REQUIRED ACTION: The lines to reproduce run from the first one below to the line containing "The step: BHF₂", both included. Reproduce them exactly and nothing else.

LISTED ENTRIES:
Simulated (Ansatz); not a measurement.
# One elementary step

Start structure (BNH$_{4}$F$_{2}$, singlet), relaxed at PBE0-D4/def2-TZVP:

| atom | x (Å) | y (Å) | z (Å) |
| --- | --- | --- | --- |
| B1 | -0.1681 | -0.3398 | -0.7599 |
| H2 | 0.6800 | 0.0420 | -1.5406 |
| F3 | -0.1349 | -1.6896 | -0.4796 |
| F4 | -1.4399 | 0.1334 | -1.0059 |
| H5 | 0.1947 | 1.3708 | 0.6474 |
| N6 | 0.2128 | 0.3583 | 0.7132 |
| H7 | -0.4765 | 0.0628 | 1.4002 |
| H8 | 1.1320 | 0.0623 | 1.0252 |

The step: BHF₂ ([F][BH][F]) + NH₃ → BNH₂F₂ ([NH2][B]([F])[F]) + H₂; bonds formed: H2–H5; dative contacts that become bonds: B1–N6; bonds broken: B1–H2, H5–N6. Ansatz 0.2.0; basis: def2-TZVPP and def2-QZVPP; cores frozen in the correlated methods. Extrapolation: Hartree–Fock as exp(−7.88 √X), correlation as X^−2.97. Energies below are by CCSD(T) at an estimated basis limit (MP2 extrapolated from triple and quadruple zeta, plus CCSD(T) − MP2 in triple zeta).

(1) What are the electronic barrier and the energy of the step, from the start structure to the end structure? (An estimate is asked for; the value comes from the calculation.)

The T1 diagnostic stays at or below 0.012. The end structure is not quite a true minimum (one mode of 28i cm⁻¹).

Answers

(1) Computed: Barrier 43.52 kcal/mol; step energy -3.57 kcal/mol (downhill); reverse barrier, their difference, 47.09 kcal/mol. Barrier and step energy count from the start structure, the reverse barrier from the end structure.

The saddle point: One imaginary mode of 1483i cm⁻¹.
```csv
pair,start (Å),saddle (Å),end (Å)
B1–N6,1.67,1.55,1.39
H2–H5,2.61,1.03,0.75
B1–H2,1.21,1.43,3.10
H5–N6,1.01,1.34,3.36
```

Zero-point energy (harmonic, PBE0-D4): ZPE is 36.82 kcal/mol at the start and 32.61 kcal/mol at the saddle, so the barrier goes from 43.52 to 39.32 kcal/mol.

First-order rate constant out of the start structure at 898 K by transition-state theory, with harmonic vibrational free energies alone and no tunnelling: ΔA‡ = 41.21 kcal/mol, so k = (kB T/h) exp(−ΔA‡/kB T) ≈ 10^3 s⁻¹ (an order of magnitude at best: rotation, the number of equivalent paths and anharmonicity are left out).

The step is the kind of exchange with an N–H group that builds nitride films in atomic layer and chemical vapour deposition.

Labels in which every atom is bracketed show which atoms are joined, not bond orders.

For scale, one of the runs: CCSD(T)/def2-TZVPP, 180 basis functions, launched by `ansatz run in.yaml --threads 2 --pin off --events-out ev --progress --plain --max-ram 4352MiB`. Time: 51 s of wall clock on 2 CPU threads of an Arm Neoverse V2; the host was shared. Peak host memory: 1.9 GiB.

WRITTEN RESPONSE:
Simulated (Ansatz); not a measurement.
# One elementary step

Start structure (BNH$_{4}$F$_{2}$, singlet), relaxed at PBE0-D4/def2-TZVP:

| atom | x (Å) | y (Å) | z (Å) |
| --- | --- | --- | --- |
| B1 | -0.1681 | -0.3398 | -0.7599 |
| H2 | 0.6800 | 0.0420 | -1.5406 |
| F3 | -0.1349 | -1.6896 | -0.4796 |
| F4 | -1.4399 | 0.1334 | -1.0059 |
| H5 | 0.1947 | 1.3708 | 0.6474 |
| N6 | 0.2128 | 0.3583 | 0.7132 |
| H7 | -0.4765 | 0.0628 | 1.4002 |
| H8 | 1.1320 | 0.0623 | 1.0252 |

The step: BHF₂ ([F][BH][F]) + NH₃ → BNH₂F₂ ([NH2][B]([F])[F]) + H₂; bonds formed: H2–H5; dative contacts that become bonds: B1–N6; bonds broken: B1–H2, H5–N6. Ansatz 0.2.0; basis: def2-TZVPP and def2-QZVPP; cores frozen in the correlated methods. Extrapolation: Hartree–Fock as exp(−7.88 √X), correlation as X^−2.97. Energies below are by CCSD(T) at an estimated basis limit (MP2 extrapolated from triple and quadruple zeta, plus CCSD(T) − MP2 in triple zeta).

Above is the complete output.